* **MATERIAL SUPPLIED**
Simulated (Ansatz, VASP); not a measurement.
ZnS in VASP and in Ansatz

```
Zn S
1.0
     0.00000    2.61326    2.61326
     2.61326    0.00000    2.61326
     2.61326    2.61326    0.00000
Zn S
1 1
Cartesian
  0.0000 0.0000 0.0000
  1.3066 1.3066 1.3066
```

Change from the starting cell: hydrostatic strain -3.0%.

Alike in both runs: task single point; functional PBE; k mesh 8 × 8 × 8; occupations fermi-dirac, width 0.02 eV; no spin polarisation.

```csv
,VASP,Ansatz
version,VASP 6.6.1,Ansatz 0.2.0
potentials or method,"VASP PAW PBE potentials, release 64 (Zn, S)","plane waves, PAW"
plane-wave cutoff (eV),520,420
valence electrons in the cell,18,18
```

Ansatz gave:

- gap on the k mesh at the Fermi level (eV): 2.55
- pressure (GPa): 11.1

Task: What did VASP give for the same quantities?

* **REQUIRED ACTION**
All the lines above need to be retyped exactly, with nothing left out.

* **PROBLEM SOLUTION**
Simulated (Ansatz, VASP); not a measurement.
ZnS in VASP and in Ansatz

```
Zn S
1.0
     0.00000    2.61326    2.61326
     2.61326    0.00000    2.61326
     2.61326    2.61326    0.00000
Zn S
1 1
Cartesian
  0.0000 0.0000 0.0000
  1.3066 1.3066 1.3066
```

Change from the starting cell: hydrostatic strain -3.0%.

Alike in both runs: task single point; functional PBE; k mesh 8 × 8 × 8; occupations fermi-dirac, width 0.02 eV; no spin polarisation.

```csv
,VASP,Ansatz
version,VASP 6.6.1,Ansatz 0.2.0
potentials or method,"VASP PAW PBE potentials, release 64 (Zn, S)","plane waves, PAW"
plane-wave cutoff (eV),520,420
valence electrons in the cell,18,18
```

Ansatz gave:

- gap on the k mesh at the Fermi level (eV): 2.55
- pressure (GPa): 11.1

Task: What did VASP give for the same quantities?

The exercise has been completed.